● **Task item**
Beginning at the first line of the data, print each line exactly, stopping after the line that contains "Hardware: 1 thread".

● **Data under study**
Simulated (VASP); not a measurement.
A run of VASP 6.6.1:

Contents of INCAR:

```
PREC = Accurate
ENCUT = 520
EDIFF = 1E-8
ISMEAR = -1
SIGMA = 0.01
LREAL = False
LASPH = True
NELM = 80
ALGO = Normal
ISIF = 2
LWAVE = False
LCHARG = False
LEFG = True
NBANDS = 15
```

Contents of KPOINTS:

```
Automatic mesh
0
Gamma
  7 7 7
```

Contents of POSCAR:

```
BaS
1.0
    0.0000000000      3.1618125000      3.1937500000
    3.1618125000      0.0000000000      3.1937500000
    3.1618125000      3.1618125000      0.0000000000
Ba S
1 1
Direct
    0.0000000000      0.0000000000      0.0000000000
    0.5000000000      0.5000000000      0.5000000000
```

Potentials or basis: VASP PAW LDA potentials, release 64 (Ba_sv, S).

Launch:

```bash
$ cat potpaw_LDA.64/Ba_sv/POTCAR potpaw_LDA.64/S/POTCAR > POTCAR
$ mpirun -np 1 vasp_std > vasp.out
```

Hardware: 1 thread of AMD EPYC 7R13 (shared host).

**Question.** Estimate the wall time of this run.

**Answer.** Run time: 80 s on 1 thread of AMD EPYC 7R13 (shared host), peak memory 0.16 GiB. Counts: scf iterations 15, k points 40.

● **Task solution**
Simulated (VASP); not a measurement.
A run of VASP 6.6.1:

Contents of INCAR:

```
PREC = Accurate
ENCUT = 520
EDIFF = 1E-8
ISMEAR = -1
SIGMA = 0.01
LREAL = False
LASPH = True
NELM = 80
ALGO = Normal
ISIF = 2
LWAVE = False
LCHARG = False
LEFG = True
NBANDS = 15
```

Contents of KPOINTS:

```
Automatic mesh
0
Gamma
  7 7 7
```

Contents of POSCAR:

```
BaS
1.0
    0.0000000000      3.1618125000      3.1937500000
    3.1618125000      0.0000000000      3.1937500000
    3.1618125000      3.1618125000      0.0000000000
Ba S
1 1
Direct
    0.0000000000      0.0000000000      0.0000000000
    0.5000000000      0.5000000000      0.5000000000
```

Potentials or basis: VASP PAW LDA potentials, release 64 (Ba_sv, S).

Launch:

```bash
$ cat potpaw_LDA.64/Ba_sv/POTCAR potpaw_LDA.64/S/POTCAR > POTCAR
$ mpirun -np 1 vasp_std > vasp.out
```

Hardware: 1 thread of AMD EPYC 7R13 (shared host).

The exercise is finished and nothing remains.